> Task item: Take the material below and restate it word for word, stopping after the line in which "The two are" occurs.

Given data section start

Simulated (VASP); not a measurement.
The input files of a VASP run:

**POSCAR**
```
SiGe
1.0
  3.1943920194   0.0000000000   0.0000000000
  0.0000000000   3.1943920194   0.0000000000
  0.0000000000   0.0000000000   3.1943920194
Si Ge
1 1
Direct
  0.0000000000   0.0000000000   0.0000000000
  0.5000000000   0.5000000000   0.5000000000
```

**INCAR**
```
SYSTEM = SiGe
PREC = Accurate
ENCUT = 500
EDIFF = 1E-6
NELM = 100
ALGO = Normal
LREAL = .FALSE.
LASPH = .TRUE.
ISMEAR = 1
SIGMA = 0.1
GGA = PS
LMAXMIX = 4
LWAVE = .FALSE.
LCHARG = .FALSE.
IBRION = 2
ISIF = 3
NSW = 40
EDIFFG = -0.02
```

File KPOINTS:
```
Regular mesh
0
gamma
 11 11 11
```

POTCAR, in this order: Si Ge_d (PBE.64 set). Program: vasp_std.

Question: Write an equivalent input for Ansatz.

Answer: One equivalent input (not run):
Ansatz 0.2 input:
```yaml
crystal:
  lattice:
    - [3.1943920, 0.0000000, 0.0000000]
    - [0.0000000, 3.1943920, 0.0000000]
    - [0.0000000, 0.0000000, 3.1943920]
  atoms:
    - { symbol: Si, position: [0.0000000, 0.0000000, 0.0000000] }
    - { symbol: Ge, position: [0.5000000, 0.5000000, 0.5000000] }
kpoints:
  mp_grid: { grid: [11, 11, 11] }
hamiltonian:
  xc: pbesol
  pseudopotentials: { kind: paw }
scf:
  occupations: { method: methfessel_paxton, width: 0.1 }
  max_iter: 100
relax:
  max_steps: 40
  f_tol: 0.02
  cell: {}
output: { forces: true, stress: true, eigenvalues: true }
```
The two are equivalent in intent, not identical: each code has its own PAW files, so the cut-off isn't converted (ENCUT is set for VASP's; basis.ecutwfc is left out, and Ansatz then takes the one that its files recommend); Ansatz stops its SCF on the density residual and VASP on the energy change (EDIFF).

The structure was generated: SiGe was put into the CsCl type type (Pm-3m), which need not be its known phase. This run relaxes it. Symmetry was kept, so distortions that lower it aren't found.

Given data section end

> Result:
Simulated (VASP); not a measurement.
The input files of a VASP run:

**POSCAR**
```
SiGe
1.0
  3.1943920194   0.0000000000   0.0000000000
  0.0000000000   3.1943920194   0.0000000000
  0.0000000000   0.0000000000   3.1943920194
Si Ge
1 1
Direct
  0.0000000000   0.0000000000   0.0000000000
  0.5000000000   0.5000000000   0.5000000000
```

**INCAR**
```
SYSTEM = SiGe
PREC = Accurate
ENCUT = 500
EDIFF = 1E-6
NELM = 100
ALGO = Normal
LREAL = .FALSE.
LASPH = .TRUE.
ISMEAR = 1
SIGMA = 0.1
GGA = PS
LMAXMIX = 4
LWAVE = .FALSE.
LCHARG = .FALSE.
IBRION = 2
ISIF = 3
NSW = 40
EDIFFG = -0.02
```

File KPOINTS:
```
Regular mesh
0
gamma
 11 11 11
```

POTCAR, in this order: Si Ge_d (PBE.64 set). Program: vasp_std.

Question: Write an equivalent input for Ansatz.

Answer: One equivalent input (not run):
Ansatz 0.2 input:
```yaml
crystal:
  lattice:
    - [3.1943920, 0.0000000, 0.0000000]
    - [0.0000000, 3.1943920, 0.0000000]
    - [0.0000000, 0.0000000, 3.1943920]
  atoms:
    - { symbol: Si, position: [0.0000000, 0.0000000, 0.0000000] }
    - { symbol: Ge, position: [0.5000000, 0.5000000, 0.5000000] }
kpoints:
  mp_grid: { grid: [11, 11, 11] }
hamiltonian:
  xc: pbesol
  pseudopotentials: { kind: paw }
scf:
  occupations: { method: methfessel_paxton, width: 0.1 }
  max_iter: 100
relax:
  max_steps: 40
  f_tol: 0.02
  cell: {}
output: { forces: true, stress: true, eigenvalues: true }
```
The two are equivalent in intent, not identical: each code has its own PAW files, so the cut-off isn't converted (ENCUT is set for VASP's; basis.ecutwfc is left out, and Ansatz then takes the one that its files recommend); Ansatz stops its SCF on the density residual and VASP on the energy change (EDIFF).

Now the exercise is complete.